§ ASSIGNED TASK:
Return only the lines running from the top of the entries to the line with "Computed with Ansatz's Python interface.", inclusive, exactly as written.

§ GIVEN RECORDS:
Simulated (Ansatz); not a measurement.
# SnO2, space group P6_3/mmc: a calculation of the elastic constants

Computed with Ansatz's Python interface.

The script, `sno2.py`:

§ EXERCISE SOLUTION:
Simulated (Ansatz); not a measurement.
# SnO2, space group P6_3/mmc: a calculation of the elastic constants

Computed with Ansatz's Python interface.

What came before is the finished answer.